* [INFORMATION]
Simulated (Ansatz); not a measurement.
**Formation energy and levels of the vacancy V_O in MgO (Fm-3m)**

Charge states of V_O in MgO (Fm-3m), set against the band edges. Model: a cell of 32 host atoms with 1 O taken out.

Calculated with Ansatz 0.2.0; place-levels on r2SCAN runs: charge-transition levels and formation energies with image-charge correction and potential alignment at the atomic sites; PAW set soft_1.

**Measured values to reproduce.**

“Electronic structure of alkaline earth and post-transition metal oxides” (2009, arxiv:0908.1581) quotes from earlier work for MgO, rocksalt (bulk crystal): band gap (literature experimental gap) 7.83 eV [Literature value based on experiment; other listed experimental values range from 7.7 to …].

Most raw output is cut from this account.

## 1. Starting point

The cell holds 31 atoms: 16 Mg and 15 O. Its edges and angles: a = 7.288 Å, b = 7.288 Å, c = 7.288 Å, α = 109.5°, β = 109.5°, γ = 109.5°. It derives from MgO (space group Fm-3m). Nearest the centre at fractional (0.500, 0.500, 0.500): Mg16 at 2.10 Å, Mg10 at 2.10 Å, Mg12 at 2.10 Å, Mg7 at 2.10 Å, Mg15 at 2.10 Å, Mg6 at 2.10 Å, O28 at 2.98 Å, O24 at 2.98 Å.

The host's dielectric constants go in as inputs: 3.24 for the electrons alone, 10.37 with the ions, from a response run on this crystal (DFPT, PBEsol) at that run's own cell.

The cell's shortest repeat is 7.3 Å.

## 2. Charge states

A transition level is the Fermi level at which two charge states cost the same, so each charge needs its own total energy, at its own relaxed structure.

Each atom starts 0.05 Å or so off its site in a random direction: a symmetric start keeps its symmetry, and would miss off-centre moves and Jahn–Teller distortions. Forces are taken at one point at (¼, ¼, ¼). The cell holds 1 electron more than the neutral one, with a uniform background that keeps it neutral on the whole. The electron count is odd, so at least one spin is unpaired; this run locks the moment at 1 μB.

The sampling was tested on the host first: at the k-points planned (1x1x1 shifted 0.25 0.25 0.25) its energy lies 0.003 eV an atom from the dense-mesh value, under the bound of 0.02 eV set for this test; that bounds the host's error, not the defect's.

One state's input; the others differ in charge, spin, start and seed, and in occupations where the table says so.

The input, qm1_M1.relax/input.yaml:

* [ACTIVITY] Above this task is a listing. Restate, word for word and with nothing added, the lines from the one with "from 7.7 to …]." through the one with "Each atom starts".

* [YOUR SOLUTION]
“Electronic structure of alkaline earth and post-transition metal oxides” (2009, arxiv:0908.1581) quotes from earlier work for MgO, rocksalt (bulk crystal): band gap (literature experimental gap) 7.83 eV [Literature value based on experiment; other listed experimental values range from 7.7 to …].

Most raw output is cut from this account.

## 1. Starting point

The cell holds 31 atoms: 16 Mg and 15 O. Its edges and angles: a = 7.288 Å, b = 7.288 Å, c = 7.288 Å, α = 109.5°, β = 109.5°, γ = 109.5°. It derives from MgO (space group Fm-3m). Nearest the centre at fractional (0.500, 0.500, 0.500): Mg16 at 2.10 Å, Mg10 at 2.10 Å, Mg12 at 2.10 Å, Mg7 at 2.10 Å, Mg15 at 2.10 Å, Mg6 at 2.10 Å, O28 at 2.98 Å, O24 at 2.98 Å.

The host's dielectric constants go in as inputs: 3.24 for the electrons alone, 10.37 with the ions, from a response run on this crystal (DFPT, PBEsol) at that run's own cell.

The cell's shortest repeat is 7.3 Å.

## 2. Charge states

A transition level is the Fermi level at which two charge states cost the same, so each charge needs its own total energy, at its own relaxed structure.

Each atom starts 0.05 Å or so off its site in a random direction: a symmetric start keeps its symmetry, and would miss off-centre moves and Jahn–Teller distortions. Forces are taken at one point at (¼, ¼, ¼). The cell holds 1 electron more than the neutral one, with a uniform background that keeps it neutral on the whole. The electron count is odd, so at least one spin is unpaired; this run locks the moment at 1 μB.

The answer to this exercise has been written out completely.